==================================================

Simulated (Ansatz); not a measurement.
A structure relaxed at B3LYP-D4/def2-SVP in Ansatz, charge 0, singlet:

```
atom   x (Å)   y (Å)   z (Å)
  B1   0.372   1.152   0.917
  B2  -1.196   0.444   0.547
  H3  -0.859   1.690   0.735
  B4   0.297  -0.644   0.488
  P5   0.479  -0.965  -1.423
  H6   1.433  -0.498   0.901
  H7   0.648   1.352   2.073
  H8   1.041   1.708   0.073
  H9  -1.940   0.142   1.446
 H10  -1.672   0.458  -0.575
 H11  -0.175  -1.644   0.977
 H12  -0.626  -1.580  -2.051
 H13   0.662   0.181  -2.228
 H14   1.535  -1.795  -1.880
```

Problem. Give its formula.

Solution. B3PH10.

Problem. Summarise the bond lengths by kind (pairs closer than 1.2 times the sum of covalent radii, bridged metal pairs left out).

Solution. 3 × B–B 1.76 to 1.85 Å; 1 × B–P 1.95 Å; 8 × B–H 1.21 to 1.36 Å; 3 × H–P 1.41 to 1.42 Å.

==================================================

WORK REQUEST: Every line of the listing should be reproduced exactly.

EXERCISE OUTPUT:
Simulated (Ansatz); not a measurement.
A structure relaxed at B3LYP-D4/def2-SVP in Ansatz, charge 0, singlet:

```
atom   x (Å)   y (Å)   z (Å)
  B1   0.372   1.152   0.917
  B2  -1.196   0.444   0.547
  H3  -0.859   1.690   0.735
  B4   0.297  -0.644   0.488
  P5   0.479  -0.965  -1.423
  H6   1.433  -0.498   0.901
  H7   0.648   1.352   2.073
  H8   1.041   1.708   0.073
  H9  -1.940   0.142   1.446
 H10  -1.672   0.458  -0.575
 H11  -0.175  -1.644   0.977
 H12  -0.626  -1.580  -2.051
 H13   0.662   0.181  -2.228
 H14   1.535  -1.795  -1.880
```

Problem. Give its formula.

Solution. B3PH10.

Problem. Summarise the bond lengths by kind (pairs closer than 1.2 times the sum of covalent radii, bridged metal pairs left out).

Solution. 3 × B–B 1.76 to 1.85 Å; 1 × B–P 1.95 Å; 8 × B–H 1.21 to 1.36 Å; 3 × H–P 1.41 to 1.42 Å.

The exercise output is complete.